**Activity**.
Below is a listing; restate from it, character for character, the lines beginning at the line holding "Potentials or basis: VASP" and ending at the line holding "A: 518.9 GPa.", both included.

*** Opening Extracted records ***

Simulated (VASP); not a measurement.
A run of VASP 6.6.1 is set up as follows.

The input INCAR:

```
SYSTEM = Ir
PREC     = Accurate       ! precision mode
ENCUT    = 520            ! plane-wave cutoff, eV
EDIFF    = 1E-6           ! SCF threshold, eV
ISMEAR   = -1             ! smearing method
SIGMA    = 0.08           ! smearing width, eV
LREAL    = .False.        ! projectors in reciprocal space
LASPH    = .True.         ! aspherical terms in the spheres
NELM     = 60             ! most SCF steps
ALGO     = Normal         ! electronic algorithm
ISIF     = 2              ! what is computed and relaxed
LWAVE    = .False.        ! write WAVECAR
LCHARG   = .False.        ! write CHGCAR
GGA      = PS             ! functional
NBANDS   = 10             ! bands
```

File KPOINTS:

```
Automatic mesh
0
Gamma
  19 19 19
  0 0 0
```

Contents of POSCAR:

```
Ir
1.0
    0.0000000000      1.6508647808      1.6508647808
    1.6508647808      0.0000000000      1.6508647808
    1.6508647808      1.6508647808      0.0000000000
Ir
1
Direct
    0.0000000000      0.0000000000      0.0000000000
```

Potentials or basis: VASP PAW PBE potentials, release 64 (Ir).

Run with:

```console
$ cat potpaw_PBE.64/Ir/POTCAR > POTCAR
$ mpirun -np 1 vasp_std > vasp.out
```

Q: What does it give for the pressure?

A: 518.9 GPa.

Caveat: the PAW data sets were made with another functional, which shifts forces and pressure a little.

*** Closing Extracted records ***

**Exercise answer**.
Potentials or basis: VASP PAW PBE potentials, release 64 (Ir).

Run with:

```console
$ cat potpaw_PBE.64/Ir/POTCAR > POTCAR
$ mpirun -np 1 vasp_std > vasp.out
```

Q: What does it give for the pressure?

A: 518.9 GPa.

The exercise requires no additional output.